— The data —
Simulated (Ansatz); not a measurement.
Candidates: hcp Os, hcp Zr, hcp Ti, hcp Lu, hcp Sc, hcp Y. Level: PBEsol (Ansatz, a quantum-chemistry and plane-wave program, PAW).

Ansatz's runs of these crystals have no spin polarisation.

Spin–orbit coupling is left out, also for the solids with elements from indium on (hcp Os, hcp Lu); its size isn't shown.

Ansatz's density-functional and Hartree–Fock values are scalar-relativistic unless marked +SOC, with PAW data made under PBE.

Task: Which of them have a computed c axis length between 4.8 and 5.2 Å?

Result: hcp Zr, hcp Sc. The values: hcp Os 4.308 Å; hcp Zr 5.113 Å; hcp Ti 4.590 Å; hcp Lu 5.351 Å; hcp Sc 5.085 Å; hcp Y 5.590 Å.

— Required action —
Each line from the start of the records through the line holding "Task: Which of" must be returned exactly; nothing else belongs in the answer.

— Written solution —
Simulated (Ansatz); not a measurement.
Candidates: hcp Os, hcp Zr, hcp Ti, hcp Lu, hcp Sc, hcp Y. Level: PBEsol (Ansatz, a quantum-chemistry and plane-wave program, PAW).

Ansatz's runs of these crystals have no spin polarisation.

Spin–orbit coupling is left out, also for the solids with elements from indium on (hcp Os, hcp Lu); its size isn't shown.

Ansatz's density-functional and Hartree–Fock values are scalar-relativistic unless marked +SOC, with PAW data made under PBE.

Task: Which of them have a computed c axis length between 4.8 and 5.2 Å?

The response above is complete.